■ **BRIEF**:
Once the line containing "Hardware: 1 thread" is found in the entries below, restate it and each following line word for word, stopping after the line containing "Q: How long".

■ **LISTED ENTRIES**:
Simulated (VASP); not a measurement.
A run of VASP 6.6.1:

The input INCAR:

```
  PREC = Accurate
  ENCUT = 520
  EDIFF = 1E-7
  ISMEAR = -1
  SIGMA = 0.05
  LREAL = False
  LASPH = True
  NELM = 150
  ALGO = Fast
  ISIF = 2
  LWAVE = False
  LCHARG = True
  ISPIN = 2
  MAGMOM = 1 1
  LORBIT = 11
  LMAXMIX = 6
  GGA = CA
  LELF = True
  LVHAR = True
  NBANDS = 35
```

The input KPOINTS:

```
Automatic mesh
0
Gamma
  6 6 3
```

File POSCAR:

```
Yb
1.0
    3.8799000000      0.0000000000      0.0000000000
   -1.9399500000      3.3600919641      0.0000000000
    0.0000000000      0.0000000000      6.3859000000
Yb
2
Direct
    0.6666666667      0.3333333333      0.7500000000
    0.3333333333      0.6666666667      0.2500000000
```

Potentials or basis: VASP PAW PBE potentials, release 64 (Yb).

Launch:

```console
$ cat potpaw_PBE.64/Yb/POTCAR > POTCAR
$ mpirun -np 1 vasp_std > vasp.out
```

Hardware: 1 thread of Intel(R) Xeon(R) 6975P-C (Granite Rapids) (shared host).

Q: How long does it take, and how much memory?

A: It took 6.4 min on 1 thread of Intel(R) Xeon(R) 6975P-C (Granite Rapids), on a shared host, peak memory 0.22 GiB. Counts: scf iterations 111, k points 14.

■ **ANSWER SPACE**:
Hardware: 1 thread of Intel(R) Xeon(R) 6975P-C (Granite Rapids) (shared host).

Q: How long does it take, and how much memory?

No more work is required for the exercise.